* BRIEF *
Below are the entries to work from; restate word for word the portion that opens with the line containing "width 0.05 eV" and closes with the line containing "What comes out?", keeping both.

* THE DATA *
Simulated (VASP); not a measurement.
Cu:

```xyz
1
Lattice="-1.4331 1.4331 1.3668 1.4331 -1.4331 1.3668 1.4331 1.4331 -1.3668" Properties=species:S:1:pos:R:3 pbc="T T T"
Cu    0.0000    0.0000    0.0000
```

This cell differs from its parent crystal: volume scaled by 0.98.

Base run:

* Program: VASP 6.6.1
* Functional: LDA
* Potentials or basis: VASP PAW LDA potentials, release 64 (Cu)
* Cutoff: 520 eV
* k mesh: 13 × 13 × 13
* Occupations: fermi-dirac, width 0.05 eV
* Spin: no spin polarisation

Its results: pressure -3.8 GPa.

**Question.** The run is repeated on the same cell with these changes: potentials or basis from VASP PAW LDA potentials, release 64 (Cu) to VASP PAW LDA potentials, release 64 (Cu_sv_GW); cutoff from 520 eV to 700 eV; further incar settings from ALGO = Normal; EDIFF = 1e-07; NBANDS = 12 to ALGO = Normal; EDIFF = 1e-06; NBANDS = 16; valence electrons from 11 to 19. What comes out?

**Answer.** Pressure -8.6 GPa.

* EXERCISE ANSWER *
* Occupations: fermi-dirac, width 0.05 eV
* Spin: no spin polarisation

Its results: pressure -3.8 GPa.

**Question.** The run is repeated on the same cell with these changes: potentials or basis from VASP PAW LDA potentials, release 64 (Cu) to VASP PAW LDA potentials, release 64 (Cu_sv_GW); cutoff from 520 eV to 700 eV; further incar settings from ALGO = Normal; EDIFF = 1e-07; NBANDS = 12 to ALGO = Normal; EDIFF = 1e-06; NBANDS = 16; valence electrons from 11 to 19. What comes out?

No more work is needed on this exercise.